PROVIDED RECORDS Block Start
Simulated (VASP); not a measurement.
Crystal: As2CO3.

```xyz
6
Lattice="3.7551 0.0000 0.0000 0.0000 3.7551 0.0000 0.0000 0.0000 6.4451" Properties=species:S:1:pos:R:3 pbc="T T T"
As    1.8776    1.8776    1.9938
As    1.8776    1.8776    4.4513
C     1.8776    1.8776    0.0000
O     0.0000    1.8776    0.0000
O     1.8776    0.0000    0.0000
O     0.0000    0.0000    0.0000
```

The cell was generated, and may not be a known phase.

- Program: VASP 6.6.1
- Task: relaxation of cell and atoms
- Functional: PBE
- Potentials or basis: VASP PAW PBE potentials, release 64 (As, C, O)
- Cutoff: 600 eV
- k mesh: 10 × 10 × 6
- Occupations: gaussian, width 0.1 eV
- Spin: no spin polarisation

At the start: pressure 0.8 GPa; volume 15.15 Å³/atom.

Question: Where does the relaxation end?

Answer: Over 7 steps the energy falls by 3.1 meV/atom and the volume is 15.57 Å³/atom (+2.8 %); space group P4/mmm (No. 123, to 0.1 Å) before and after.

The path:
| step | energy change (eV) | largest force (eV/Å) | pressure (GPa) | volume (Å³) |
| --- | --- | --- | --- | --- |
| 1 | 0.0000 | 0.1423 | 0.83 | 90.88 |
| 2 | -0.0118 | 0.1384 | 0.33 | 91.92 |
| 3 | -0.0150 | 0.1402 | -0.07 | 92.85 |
PROVIDED RECORDS Block End

→ WORK ORDER: The records above are to be copied in full, exactly as written.

→ RESPONSE BOX:
Simulated (VASP); not a measurement.
Crystal: As2CO3.

```xyz
6
Lattice="3.7551 0.0000 0.0000 0.0000 3.7551 0.0000 0.0000 0.0000 6.4451" Properties=species:S:1:pos:R:3 pbc="T T T"
As    1.8776    1.8776    1.9938
As    1.8776    1.8776    4.4513
C     1.8776    1.8776    0.0000
O     0.0000    1.8776    0.0000
O     1.8776    0.0000    0.0000
O     0.0000    0.0000    0.0000
```

The cell was generated, and may not be a known phase.

- Program: VASP 6.6.1
- Task: relaxation of cell and atoms
- Functional: PBE
- Potentials or basis: VASP PAW PBE potentials, release 64 (As, C, O)
- Cutoff: 600 eV
- k mesh: 10 × 10 × 6
- Occupations: gaussian, width 0.1 eV
- Spin: no spin polarisation

At the start: pressure 0.8 GPa; volume 15.15 Å³/atom.

Question: Where does the relaxation end?

Answer: Over 7 steps the energy falls by 3.1 meV/atom and the volume is 15.57 Å³/atom (+2.8 %); space group P4/mmm (No. 123, to 0.1 Å) before and after.

The path:
| step | energy change (eV) | largest force (eV/Å) | pressure (GPa) | volume (Å³) |
| --- | --- | --- | --- | --- |
| 1 | 0.0000 | 0.1423 | 0.83 | 90.88 |
| 2 | -0.0118 | 0.1384 | 0.33 | 91.92 |
| 3 | -0.0150 | 0.1402 | -0.07 | 92.85 |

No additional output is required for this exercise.